_ _ _

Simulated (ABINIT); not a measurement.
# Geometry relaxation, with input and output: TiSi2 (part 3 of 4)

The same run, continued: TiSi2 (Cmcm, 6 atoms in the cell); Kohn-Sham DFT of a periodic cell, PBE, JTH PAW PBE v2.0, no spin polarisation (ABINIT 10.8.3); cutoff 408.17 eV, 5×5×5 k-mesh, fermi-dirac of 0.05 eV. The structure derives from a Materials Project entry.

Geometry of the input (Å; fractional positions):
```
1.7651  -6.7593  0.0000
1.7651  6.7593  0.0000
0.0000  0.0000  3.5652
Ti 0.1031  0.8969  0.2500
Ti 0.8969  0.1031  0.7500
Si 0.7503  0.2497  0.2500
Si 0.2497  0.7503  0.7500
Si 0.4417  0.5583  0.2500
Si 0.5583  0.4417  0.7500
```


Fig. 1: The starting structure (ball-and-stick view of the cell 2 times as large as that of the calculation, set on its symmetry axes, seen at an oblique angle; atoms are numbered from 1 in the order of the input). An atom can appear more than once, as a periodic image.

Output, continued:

_ _ _

- _TASK ITEM_:
A verbatim copy of all the entries is the expected result.

- _EXERCISE ANSWER_:
Simulated (ABINIT); not a measurement.
# Geometry relaxation, with input and output: TiSi2 (part 3 of 4)

The same run, continued: TiSi2 (Cmcm, 6 atoms in the cell); Kohn-Sham DFT of a periodic cell, PBE, JTH PAW PBE v2.0, no spin polarisation (ABINIT 10.8.3); cutoff 408.17 eV, 5×5×5 k-mesh, fermi-dirac of 0.05 eV. The structure derives from a Materials Project entry.

Geometry of the input (Å; fractional positions):
```
1.7651  -6.7593  0.0000
1.7651  6.7593  0.0000
0.0000  0.0000  3.5652
Ti 0.1031  0.8969  0.2500
Ti 0.8969  0.1031  0.7500
Si 0.7503  0.2497  0.2500
Si 0.2497  0.7503  0.7500
Si 0.4417  0.5583  0.2500
Si 0.5583  0.4417  0.7500
```


Fig. 1: The starting structure (ball-and-stick view of the cell 2 times as large as that of the calculation, set on its symmetry axes, seen at an oblique angle; atoms are numbered from 1 in the order of the input). An atom can appear more than once, as a periodic image.

Output, continued:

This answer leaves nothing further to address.